In the material below, transcribe every line from the first through the line holding "Method: PySCF energies", exactly, and stop after that line.

**** MATERIAL PROVIDED ****

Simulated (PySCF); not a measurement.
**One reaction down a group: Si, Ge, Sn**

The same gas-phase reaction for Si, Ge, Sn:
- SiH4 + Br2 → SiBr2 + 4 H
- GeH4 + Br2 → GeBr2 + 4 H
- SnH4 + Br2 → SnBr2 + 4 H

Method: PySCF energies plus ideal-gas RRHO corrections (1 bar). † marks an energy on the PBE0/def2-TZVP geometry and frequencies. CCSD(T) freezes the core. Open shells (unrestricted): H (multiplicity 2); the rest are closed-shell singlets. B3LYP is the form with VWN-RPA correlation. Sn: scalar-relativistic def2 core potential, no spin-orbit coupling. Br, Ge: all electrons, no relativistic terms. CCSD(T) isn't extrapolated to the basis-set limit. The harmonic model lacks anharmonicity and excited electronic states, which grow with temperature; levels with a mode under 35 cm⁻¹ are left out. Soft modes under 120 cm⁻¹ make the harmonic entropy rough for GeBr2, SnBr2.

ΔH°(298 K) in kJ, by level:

****

- _ANSWER AREA_:
Simulated (PySCF); not a measurement.
**One reaction down a group: Si, Ge, Sn**

The same gas-phase reaction for Si, Ge, Sn:
- SiH4 + Br2 → SiBr2 + 4 H
- GeH4 + Br2 → GeBr2 + 4 H
- SnH4 + Br2 → SnBr2 + 4 H

Method: PySCF energies plus ideal-gas RRHO corrections (1 bar). † marks an energy on the PBE0/def2-TZVP geometry and frequencies. CCSD(T) freezes the core. Open shells (unrestricted): H (multiplicity 2); the rest are closed-shell singlets. B3LYP is the form with VWN-RPA correlation. Sn: scalar-relativistic def2 core potential, no spin-orbit coupling. Br, Ge: all electrons, no relativistic terms. CCSD(T) isn't extrapolated to the basis-set limit. The harmonic model lacks anharmonicity and excited electronic states, which grow with temperature; levels with a mode under 35 cm⁻¹ are left out. Soft modes under 120 cm⁻¹ make the harmonic entropy rough for GeBr2, SnBr2.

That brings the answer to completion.